Requirement
Every line of the entries below from the one containing "(3) How far" to the one containing "(2) PBE0/pcSseg-1 (global", both ends included, must be written out exactly. No other line belongs in the answer.

---- Given data

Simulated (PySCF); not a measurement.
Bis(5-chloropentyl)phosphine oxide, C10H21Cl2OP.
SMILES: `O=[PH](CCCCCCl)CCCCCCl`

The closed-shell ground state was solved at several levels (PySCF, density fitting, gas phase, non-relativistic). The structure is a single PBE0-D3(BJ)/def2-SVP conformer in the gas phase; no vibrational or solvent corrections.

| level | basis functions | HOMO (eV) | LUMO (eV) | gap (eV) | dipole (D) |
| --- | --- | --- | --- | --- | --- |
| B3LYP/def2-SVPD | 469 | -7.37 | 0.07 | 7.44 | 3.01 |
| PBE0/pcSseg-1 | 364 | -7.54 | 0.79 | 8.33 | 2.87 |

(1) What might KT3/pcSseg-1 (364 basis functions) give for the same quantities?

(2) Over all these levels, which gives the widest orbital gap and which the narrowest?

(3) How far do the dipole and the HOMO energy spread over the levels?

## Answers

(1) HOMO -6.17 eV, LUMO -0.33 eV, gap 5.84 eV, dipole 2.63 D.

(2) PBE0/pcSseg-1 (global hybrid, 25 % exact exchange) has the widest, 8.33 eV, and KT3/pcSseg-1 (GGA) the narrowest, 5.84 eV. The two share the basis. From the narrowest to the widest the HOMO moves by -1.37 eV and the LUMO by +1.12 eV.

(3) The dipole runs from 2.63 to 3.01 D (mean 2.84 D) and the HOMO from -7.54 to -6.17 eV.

--------

Worked solution
(3) How far do the dipole and the HOMO energy spread over the levels?

## Answers

(1) HOMO -6.17 eV, LUMO -0.33 eV, gap 5.84 eV, dipole 2.63 D.

(2) PBE0/pcSseg-1 (global hybrid, 25 % exact exchange) has the widest, 8.33 eV, and KT3/pcSseg-1 (GGA) the narrowest, 5.84 eV. The two share the basis. From the narrowest to the widest the HOMO moves by -1.37 eV and the LUMO by +1.12 eV.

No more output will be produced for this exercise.